What follows is a listing; give it again exactly, in its entirety.

━━ Entries provided
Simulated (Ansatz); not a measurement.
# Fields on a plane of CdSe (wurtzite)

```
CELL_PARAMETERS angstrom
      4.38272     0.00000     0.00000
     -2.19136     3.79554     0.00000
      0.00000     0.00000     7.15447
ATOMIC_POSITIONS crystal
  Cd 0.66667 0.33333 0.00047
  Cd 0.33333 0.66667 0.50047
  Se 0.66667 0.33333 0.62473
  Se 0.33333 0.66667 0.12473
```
━━━━

== Reply ==
Simulated (Ansatz); not a measurement.
# Fields on a plane of CdSe (wurtzite)

```
CELL_PARAMETERS angstrom
      4.38272     0.00000     0.00000
     -2.19136     3.79554     0.00000
      0.00000     0.00000     7.15447
ATOMIC_POSITIONS crystal
  Cd 0.66667 0.33333 0.00047
  Cd 0.33333 0.66667 0.50047
  Se 0.66667 0.33333 0.62473
  Se 0.33333 0.66667 0.12473
```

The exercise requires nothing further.